-------- DATASET ENTRIES --------

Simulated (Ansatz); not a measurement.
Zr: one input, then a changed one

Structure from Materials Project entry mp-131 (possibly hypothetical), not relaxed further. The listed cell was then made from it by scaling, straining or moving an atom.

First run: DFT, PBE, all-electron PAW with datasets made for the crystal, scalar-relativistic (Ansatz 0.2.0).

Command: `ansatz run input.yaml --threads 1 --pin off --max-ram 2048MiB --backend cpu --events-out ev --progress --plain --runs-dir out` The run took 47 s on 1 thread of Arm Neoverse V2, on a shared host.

--------

## WORK REQUEST
Transcribe the material above in its entirety, precisely as written.

## WRITTEN ANSWER
Simulated (Ansatz); not a measurement.
Zr: one input, then a changed one

Structure from Materials Project entry mp-131 (possibly hypothetical), not relaxed further. The listed cell was then made from it by scaling, straining or moving an atom.

First run: DFT, PBE, all-electron PAW with datasets made for the crystal, scalar-relativistic (Ansatz 0.2.0).

Command: `ansatz run input.yaml --threads 1 --pin off --max-ram 2048MiB --backend cpu --events-out ev --progress --plain --runs-dir out` The run took 47 s on 1 thread of Arm Neoverse V2, on a shared host.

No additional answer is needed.